◆ **BRIEF**
Would you print every entry exactly as it appears?

◆ **ENTRIES SUPPLIED**
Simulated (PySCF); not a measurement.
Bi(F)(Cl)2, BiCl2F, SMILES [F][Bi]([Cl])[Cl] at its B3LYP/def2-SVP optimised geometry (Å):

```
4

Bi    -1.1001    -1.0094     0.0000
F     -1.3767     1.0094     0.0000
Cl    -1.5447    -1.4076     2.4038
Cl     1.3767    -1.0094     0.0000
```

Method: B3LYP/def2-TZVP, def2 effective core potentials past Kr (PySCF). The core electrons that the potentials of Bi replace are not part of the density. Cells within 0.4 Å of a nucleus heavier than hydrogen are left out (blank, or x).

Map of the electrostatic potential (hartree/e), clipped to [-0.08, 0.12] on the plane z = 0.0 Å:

◆ **TASK SOLUTION**
Simulated (PySCF); not a measurement.
Bi(F)(Cl)2, BiCl2F, SMILES [F][Bi]([Cl])[Cl] at its B3LYP/def2-SVP optimised geometry (Å):

```
4

Bi    -1.1001    -1.0094     0.0000
F     -1.3767     1.0094     0.0000
Cl    -1.5447    -1.4076     2.4038
Cl     1.3767    -1.0094     0.0000
```

Method: B3LYP/def2-TZVP, def2 effective core potentials past Kr (PySCF). The core electrons that the potentials of Bi replace are not part of the density. Cells within 0.4 Å of a nucleus heavier than hydrogen are left out (blank, or x).

Map of the electrostatic potential (hartree/e), clipped to [-0.08, 0.12] on the plane z = 0.0 Å:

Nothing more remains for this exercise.